> WORK ITEM
Set the data down once more, exactly as it is written.

[[ SUPPLIED RECORDS open ]]
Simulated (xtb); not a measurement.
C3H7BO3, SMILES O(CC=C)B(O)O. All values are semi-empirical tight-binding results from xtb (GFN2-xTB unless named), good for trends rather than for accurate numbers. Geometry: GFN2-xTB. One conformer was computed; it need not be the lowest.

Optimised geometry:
[[ SUPPLIED RECORDS closed ]]

> WRITTEN REPLY
Simulated (xtb); not a measurement.
C3H7BO3, SMILES O(CC=C)B(O)O. All values are semi-empirical tight-binding results from xtb (GFN2-xTB unless named), good for trends rather than for accurate numbers. Geometry: GFN2-xTB. One conformer was computed; it need not be the lowest.

Optimised geometry:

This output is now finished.